● **WORK REQUEST**
Of the records that follow, copy only the lines from the line containing "## C: VASP beside Ansatz" to the line containing "cell | 16 | 16 |", both included, exactly as written.

++++ DATA TO EXAMINE

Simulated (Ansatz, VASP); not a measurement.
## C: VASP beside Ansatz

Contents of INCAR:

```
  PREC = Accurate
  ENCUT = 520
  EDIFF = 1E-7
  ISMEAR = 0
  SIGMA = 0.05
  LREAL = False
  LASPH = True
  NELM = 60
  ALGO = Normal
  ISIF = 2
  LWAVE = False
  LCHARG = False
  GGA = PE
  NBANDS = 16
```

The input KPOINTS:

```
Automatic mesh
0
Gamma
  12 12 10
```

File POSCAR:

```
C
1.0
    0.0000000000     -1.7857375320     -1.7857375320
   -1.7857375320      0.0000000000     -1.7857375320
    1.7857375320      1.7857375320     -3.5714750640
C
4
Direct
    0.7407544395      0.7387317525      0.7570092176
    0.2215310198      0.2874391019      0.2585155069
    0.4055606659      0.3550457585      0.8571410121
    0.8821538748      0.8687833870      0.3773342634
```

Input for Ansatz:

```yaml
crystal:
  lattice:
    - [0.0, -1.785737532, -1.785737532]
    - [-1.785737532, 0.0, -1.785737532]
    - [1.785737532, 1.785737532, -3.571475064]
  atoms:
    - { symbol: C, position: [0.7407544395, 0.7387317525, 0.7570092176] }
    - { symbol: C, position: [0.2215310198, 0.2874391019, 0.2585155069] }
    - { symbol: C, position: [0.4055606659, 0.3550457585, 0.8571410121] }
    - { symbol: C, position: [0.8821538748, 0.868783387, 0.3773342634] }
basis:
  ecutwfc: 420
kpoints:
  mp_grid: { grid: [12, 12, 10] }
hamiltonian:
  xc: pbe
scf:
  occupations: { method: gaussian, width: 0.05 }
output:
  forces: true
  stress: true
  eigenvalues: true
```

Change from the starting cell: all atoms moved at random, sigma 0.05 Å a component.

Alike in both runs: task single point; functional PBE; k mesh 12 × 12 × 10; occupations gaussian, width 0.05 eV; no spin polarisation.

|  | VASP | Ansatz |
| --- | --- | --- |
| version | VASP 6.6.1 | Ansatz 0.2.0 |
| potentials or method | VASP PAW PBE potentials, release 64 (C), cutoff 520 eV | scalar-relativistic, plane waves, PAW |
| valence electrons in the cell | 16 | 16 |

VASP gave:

++++++++

● **EXPECTED ANSWER**
## C: VASP beside Ansatz

Contents of INCAR:

```
  PREC = Accurate
  ENCUT = 520
  EDIFF = 1E-7
  ISMEAR = 0
  SIGMA = 0.05
  LREAL = False
  LASPH = True
  NELM = 60
  ALGO = Normal
  ISIF = 2
  LWAVE = False
  LCHARG = False
  GGA = PE
  NBANDS = 16
```

The input KPOINTS:

```
Automatic mesh
0
Gamma
  12 12 10
```

File POSCAR:

```
C
1.0
    0.0000000000     -1.7857375320     -1.7857375320
   -1.7857375320      0.0000000000     -1.7857375320
    1.7857375320      1.7857375320     -3.5714750640
C
4
Direct
    0.7407544395      0.7387317525      0.7570092176
    0.2215310198      0.2874391019      0.2585155069
    0.4055606659      0.3550457585      0.8571410121
    0.8821538748      0.8687833870      0.3773342634
```

Input for Ansatz:

```yaml
crystal:
  lattice:
    - [0.0, -1.785737532, -1.785737532]
    - [-1.785737532, 0.0, -1.785737532]
    - [1.785737532, 1.785737532, -3.571475064]
  atoms:
    - { symbol: C, position: [0.7407544395, 0.7387317525, 0.7570092176] }
    - { symbol: C, position: [0.2215310198, 0.2874391019, 0.2585155069] }
    - { symbol: C, position: [0.4055606659, 0.3550457585, 0.8571410121] }
    - { symbol: C, position: [0.8821538748, 0.868783387, 0.3773342634] }
basis:
  ecutwfc: 420
kpoints:
  mp_grid: { grid: [12, 12, 10] }
hamiltonian:
  xc: pbe
scf:
  occupations: { method: gaussian, width: 0.05 }
output:
  forces: true
  stress: true
  eigenvalues: true
```

Change from the starting cell: all atoms moved at random, sigma 0.05 Å a component.

Alike in both runs: task single point; functional PBE; k mesh 12 × 12 × 10; occupations gaussian, width 0.05 eV; no spin polarisation.

|  | VASP | Ansatz |
| --- | --- | --- |
| version | VASP 6.6.1 | Ansatz 0.2.0 |
| potentials or method | VASP PAW PBE potentials, release 64 (C), cutoff 520 eV | scalar-relativistic, plane waves, PAW |
| valence electrons in the cell | 16 | 16 |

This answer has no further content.